*Data under study*.
=== Begin Enclosure ===

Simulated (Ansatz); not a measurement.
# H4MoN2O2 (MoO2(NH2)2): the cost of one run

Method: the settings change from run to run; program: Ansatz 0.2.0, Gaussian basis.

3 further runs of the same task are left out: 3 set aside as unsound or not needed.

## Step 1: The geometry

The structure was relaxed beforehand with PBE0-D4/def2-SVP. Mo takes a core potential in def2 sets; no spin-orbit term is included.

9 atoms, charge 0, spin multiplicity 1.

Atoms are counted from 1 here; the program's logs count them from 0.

=== End Enclosure ===

Your job is to copy all the records exactly.

Simulated (Ansatz); not a measurement.
# H4MoN2O2 (MoO2(NH2)2): the cost of one run

Method: the settings change from run to run; program: Ansatz 0.2.0, Gaussian basis.

3 further runs of the same task are left out: 3 set aside as unsound or not needed.

## Step 1: The geometry

The structure was relaxed beforehand with PBE0-D4/def2-SVP. Mo takes a core potential in def2 sets; no spin-orbit term is included.

9 atoms, charge 0, spin multiplicity 1.

Atoms are counted from 1 here; the program's logs count them from 0.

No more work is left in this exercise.